## Information provided
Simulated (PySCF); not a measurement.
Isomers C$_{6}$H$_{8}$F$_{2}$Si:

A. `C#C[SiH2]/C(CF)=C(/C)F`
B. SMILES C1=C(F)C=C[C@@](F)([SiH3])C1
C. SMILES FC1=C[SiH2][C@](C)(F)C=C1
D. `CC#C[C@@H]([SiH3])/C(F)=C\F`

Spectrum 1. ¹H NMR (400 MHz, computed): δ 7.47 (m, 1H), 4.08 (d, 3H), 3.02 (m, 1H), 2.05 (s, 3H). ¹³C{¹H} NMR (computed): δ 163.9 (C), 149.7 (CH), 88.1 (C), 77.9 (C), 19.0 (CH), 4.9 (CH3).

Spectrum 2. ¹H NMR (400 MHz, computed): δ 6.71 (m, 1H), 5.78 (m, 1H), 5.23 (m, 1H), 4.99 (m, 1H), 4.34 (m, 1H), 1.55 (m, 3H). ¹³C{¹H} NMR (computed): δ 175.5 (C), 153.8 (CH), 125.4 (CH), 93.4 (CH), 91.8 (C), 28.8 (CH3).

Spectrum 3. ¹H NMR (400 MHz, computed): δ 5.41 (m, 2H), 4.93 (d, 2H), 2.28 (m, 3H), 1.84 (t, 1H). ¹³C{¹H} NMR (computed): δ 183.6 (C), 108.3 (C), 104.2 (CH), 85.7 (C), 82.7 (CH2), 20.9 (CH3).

## Activity
Set all of the material down once more, unchanged.

## Answer section
Simulated (PySCF); not a measurement.
Isomers C$_{6}$H$_{8}$F$_{2}$Si:

A. `C#C[SiH2]/C(CF)=C(/C)F`
B. SMILES C1=C(F)C=C[C@@](F)([SiH3])C1
C. SMILES FC1=C[SiH2][C@](C)(F)C=C1
D. `CC#C[C@@H]([SiH3])/C(F)=C\F`

Spectrum 1. ¹H NMR (400 MHz, computed): δ 7.47 (m, 1H), 4.08 (d, 3H), 3.02 (m, 1H), 2.05 (s, 3H). ¹³C{¹H} NMR (computed): δ 163.9 (C), 149.7 (CH), 88.1 (C), 77.9 (C), 19.0 (CH), 4.9 (CH3).

Spectrum 2. ¹H NMR (400 MHz, computed): δ 6.71 (m, 1H), 5.78 (m, 1H), 5.23 (m, 1H), 4.99 (m, 1H), 4.34 (m, 1H), 1.55 (m, 3H). ¹³C{¹H} NMR (computed): δ 175.5 (C), 153.8 (CH), 125.4 (CH), 93.4 (CH), 91.8 (C), 28.8 (CH3).

Spectrum 3. ¹H NMR (400 MHz, computed): δ 5.41 (m, 2H), 4.93 (d, 2H), 2.28 (m, 3H), 1.84 (t, 1H). ¹³C{¹H} NMR (computed): δ 183.6 (C), 108.3 (C), 104.2 (CH), 85.7 (C), 82.7 (CH2), 20.9 (CH3).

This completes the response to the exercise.